● **Brief**: Please transcribe the data that follows exactly, from its first line through the line that contains "- potentials: GBRV".

● **Data to examine**:
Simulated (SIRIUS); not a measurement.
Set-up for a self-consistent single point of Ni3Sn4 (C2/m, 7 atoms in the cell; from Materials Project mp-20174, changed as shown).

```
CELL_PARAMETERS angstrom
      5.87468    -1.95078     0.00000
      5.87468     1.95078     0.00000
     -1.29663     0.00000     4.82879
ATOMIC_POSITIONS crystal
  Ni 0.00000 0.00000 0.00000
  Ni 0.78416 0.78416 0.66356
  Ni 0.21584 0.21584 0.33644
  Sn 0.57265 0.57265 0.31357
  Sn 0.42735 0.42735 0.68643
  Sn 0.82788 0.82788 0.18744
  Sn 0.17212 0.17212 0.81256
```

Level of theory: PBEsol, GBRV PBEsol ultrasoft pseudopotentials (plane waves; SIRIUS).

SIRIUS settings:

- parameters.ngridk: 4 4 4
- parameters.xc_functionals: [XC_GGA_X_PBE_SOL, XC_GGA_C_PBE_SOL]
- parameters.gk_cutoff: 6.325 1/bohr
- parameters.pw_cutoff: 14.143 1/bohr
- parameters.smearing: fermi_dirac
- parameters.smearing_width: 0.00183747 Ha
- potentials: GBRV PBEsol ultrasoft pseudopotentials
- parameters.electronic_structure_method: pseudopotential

● **Task output**:
Simulated (SIRIUS); not a measurement.
Set-up for a self-consistent single point of Ni3Sn4 (C2/m, 7 atoms in the cell; from Materials Project mp-20174, changed as shown).

```
CELL_PARAMETERS angstrom
      5.87468    -1.95078     0.00000
      5.87468     1.95078     0.00000
     -1.29663     0.00000     4.82879
ATOMIC_POSITIONS crystal
  Ni 0.00000 0.00000 0.00000
  Ni 0.78416 0.78416 0.66356
  Ni 0.21584 0.21584 0.33644
  Sn 0.57265 0.57265 0.31357
  Sn 0.42735 0.42735 0.68643
  Sn 0.82788 0.82788 0.18744
  Sn 0.17212 0.17212 0.81256
```

Level of theory: PBEsol, GBRV PBEsol ultrasoft pseudopotentials (plane waves; SIRIUS).

SIRIUS settings:

- parameters.ngridk: 4 4 4
- parameters.xc_functionals: [XC_GGA_X_PBE_SOL, XC_GGA_C_PBE_SOL]
- parameters.gk_cutoff: 6.325 1/bohr
- parameters.pw_cutoff: 14.143 1/bohr
- parameters.smearing: fermi_dirac
- parameters.smearing_width: 0.00183747 Ha
- potentials: GBRV PBEsol ultrasoft pseudopotentials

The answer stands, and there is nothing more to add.